> **Given data**:
********************

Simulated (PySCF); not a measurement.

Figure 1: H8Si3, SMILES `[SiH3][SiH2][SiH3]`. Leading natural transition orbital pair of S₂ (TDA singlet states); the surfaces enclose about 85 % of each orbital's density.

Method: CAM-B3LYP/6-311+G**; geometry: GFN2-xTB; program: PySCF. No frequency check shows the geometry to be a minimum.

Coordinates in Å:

********************

> **Activity**:
Print the records above in full, exactly.

> **Reply**:
Simulated (PySCF); not a measurement.

Figure 1: H8Si3, SMILES `[SiH3][SiH2][SiH3]`. Leading natural transition orbital pair of S₂ (TDA singlet states); the surfaces enclose about 85 % of each orbital's density.

Method: CAM-B3LYP/6-311+G**; geometry: GFN2-xTB; program: PySCF. No frequency check shows the geometry to be a minimum.

Coordinates in Å:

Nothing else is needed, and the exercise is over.